_SOURCE DATA:_
═══

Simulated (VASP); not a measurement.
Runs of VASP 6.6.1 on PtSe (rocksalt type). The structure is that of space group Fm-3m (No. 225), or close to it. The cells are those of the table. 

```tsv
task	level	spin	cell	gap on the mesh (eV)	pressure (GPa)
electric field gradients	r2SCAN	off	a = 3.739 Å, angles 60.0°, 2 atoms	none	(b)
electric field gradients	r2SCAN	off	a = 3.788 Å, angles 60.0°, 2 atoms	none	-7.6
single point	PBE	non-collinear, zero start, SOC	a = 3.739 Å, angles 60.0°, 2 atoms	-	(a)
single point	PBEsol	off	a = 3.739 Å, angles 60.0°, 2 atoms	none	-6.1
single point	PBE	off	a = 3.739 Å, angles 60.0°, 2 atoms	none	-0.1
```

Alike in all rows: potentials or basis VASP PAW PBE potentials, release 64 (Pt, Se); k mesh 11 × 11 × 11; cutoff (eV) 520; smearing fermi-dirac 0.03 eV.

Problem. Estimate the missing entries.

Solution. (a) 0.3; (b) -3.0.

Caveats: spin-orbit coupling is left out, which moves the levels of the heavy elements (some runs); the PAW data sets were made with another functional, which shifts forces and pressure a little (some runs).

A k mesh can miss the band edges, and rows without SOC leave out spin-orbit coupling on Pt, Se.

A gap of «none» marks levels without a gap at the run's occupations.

═══

_TASK ITEM:_ Will you return exactly the lines above from the one with "Problem. Estimate the missing entries." down to the one with "A k mesh can", counting both as part of the range?

_YOUR SOLUTION:_
Problem. Estimate the missing entries.

Solution. (a) 0.3; (b) -3.0.

Caveats: spin-orbit coupling is left out, which moves the levels of the heavy elements (some runs); the PAW data sets were made with another functional, which shifts forces and pressure a little (some runs).

A k mesh can miss the band edges, and rows without SOC leave out spin-orbit coupling on Pt, Se.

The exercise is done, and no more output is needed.